** Work order **
When you output the entries, begin with the first line and end with the line containing "N–SiH3 and Si–CH3.", keeping each line exactly as it is.

** Data excerpts **
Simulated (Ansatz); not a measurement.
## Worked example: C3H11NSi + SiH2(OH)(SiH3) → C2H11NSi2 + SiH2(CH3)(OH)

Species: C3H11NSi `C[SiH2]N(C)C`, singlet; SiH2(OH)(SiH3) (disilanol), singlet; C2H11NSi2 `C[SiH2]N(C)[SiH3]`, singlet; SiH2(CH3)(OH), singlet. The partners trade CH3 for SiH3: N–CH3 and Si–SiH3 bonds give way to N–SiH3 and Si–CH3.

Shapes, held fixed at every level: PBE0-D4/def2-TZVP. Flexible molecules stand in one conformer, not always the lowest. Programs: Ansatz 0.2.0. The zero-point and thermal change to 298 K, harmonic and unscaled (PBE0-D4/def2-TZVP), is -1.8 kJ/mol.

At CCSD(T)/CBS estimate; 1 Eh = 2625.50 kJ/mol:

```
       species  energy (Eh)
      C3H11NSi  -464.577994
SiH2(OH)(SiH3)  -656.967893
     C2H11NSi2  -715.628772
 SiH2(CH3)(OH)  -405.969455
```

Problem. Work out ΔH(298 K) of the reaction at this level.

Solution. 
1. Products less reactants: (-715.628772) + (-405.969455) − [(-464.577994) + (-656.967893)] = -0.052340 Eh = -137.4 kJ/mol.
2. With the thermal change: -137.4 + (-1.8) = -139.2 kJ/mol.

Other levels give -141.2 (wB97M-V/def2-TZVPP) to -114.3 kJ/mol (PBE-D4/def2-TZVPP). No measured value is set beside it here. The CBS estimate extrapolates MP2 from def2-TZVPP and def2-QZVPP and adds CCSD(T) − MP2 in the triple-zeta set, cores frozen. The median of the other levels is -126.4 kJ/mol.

** Task result **
Simulated (Ansatz); not a measurement.
## Worked example: C3H11NSi + SiH2(OH)(SiH3) → C2H11NSi2 + SiH2(CH3)(OH)

Species: C3H11NSi `C[SiH2]N(C)C`, singlet; SiH2(OH)(SiH3) (disilanol), singlet; C2H11NSi2 `C[SiH2]N(C)[SiH3]`, singlet; SiH2(CH3)(OH), singlet. The partners trade CH3 for SiH3: N–CH3 and Si–SiH3 bonds give way to N–SiH3 and Si–CH3.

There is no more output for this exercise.